* **ENTRIES PROVIDED**
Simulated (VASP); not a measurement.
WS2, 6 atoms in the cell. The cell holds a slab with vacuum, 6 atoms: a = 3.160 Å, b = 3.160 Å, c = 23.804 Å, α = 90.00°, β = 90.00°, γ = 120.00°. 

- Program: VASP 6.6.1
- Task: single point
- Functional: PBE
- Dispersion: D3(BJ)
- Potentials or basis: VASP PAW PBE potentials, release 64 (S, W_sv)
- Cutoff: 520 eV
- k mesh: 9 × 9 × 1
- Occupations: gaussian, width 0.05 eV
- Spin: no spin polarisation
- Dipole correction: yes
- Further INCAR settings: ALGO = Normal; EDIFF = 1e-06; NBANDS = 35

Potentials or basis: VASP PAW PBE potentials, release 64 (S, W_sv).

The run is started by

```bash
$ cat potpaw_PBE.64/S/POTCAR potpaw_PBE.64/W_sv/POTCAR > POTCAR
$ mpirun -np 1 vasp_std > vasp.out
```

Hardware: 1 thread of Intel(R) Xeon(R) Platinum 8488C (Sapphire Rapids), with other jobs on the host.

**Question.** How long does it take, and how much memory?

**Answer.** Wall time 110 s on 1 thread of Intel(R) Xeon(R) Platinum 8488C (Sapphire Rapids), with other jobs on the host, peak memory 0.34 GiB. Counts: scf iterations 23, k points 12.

* **WORK TASK**
Only an exact copy of the lines from the beginning of the listing through the line with "- Cutoff: 520 eV", both included, belongs in the answer.

* **RESULT**
Simulated (VASP); not a measurement.
WS2, 6 atoms in the cell. The cell holds a slab with vacuum, 6 atoms: a = 3.160 Å, b = 3.160 Å, c = 23.804 Å, α = 90.00°, β = 90.00°, γ = 120.00°. 

- Program: VASP 6.6.1
- Task: single point
- Functional: PBE
- Dispersion: D3(BJ)
- Potentials or basis: VASP PAW PBE potentials, release 64 (S, W_sv)
- Cutoff: 520 eV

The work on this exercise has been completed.